▶ Assigned task
Before you finish, make sure each line of the records has been retyped exactly.

▶ Available data
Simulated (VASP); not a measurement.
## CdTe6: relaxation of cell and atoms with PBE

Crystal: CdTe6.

▶ Task answer
Simulated (VASP); not a measurement.
## CdTe6: relaxation of cell and atoms with PBE

Crystal: CdTe6.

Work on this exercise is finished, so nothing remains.